Start of Block
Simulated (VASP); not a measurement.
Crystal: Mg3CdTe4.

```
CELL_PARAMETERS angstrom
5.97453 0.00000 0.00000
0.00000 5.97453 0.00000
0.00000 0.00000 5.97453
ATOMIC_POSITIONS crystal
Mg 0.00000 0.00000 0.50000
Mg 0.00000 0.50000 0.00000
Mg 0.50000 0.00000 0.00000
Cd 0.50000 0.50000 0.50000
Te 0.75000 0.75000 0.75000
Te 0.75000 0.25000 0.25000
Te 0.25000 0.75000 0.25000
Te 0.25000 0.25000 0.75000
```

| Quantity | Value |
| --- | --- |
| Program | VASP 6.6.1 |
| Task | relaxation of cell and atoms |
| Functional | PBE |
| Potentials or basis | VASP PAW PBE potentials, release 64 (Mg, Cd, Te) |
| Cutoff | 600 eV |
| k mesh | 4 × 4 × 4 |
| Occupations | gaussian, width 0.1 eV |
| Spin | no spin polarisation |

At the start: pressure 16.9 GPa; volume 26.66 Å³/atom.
End of Block

Requirement:
Give back the opening line of the records above and every line after it, up to and including the one with "spin polarisation |", unchanged.

Task output:
Simulated (VASP); not a measurement.
Crystal: Mg3CdTe4.

```
CELL_PARAMETERS angstrom
5.97453 0.00000 0.00000
0.00000 5.97453 0.00000
0.00000 0.00000 5.97453
ATOMIC_POSITIONS crystal
Mg 0.00000 0.00000 0.50000
Mg 0.00000 0.50000 0.00000
Mg 0.50000 0.00000 0.00000
Cd 0.50000 0.50000 0.50000
Te 0.75000 0.75000 0.75000
Te 0.75000 0.25000 0.25000
Te 0.25000 0.75000 0.25000
Te 0.25000 0.25000 0.75000
```

| Quantity | Value |
| --- | --- |
| Program | VASP 6.6.1 |
| Task | relaxation of cell and atoms |
| Functional | PBE |
| Potentials or basis | VASP PAW PBE potentials, release 64 (Mg, Cd, Te) |
| Cutoff | 600 eV |
| k mesh | 4 × 4 × 4 |
| Occupations | gaussian, width 0.1 eV |
| Spin | no spin polarisation |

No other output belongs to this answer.